ACTIVITY => All of the data below is to be printed again exactly.

DATA FOR ANALYSIS =>
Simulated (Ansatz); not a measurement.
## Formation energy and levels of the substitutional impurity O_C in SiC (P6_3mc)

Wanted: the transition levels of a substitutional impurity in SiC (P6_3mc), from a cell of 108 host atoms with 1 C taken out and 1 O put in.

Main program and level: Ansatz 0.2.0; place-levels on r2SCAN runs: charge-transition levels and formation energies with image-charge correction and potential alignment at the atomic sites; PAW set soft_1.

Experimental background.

TASK SOLUTION =>
Simulated (Ansatz); not a measurement.
## Formation energy and levels of the substitutional impurity O_C in SiC (P6_3mc)

Wanted: the transition levels of a substitutional impurity in SiC (P6_3mc), from a cell of 108 host atoms with 1 C taken out and 1 O put in.

Main program and level: Ansatz 0.2.0; place-levels on r2SCAN runs: charge-transition levels and formation energies with image-charge correction and potential alignment at the atomic sites; PAW set soft_1.

Experimental background.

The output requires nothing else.